* Activity
Every line from the top of the material through the line holding "Calculations: Ansatz (a" should be copied exactly, and only those lines.

* Dataset extract

+ + + + + + +

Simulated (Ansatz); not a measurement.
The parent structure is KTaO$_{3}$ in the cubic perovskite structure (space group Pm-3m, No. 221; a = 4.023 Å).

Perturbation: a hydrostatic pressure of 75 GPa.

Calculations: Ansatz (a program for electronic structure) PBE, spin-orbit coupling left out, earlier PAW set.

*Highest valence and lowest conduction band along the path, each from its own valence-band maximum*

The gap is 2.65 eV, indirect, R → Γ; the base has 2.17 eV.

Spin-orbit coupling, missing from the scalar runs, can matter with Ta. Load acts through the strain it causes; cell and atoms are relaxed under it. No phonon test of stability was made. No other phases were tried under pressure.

+ + + + + + +

* Exercise solution
Simulated (Ansatz); not a measurement.
The parent structure is KTaO$_{3}$ in the cubic perovskite structure (space group Pm-3m, No. 221; a = 4.023 Å).

Perturbation: a hydrostatic pressure of 75 GPa.

Calculations: Ansatz (a program for electronic structure) PBE, spin-orbit coupling left out, earlier PAW set.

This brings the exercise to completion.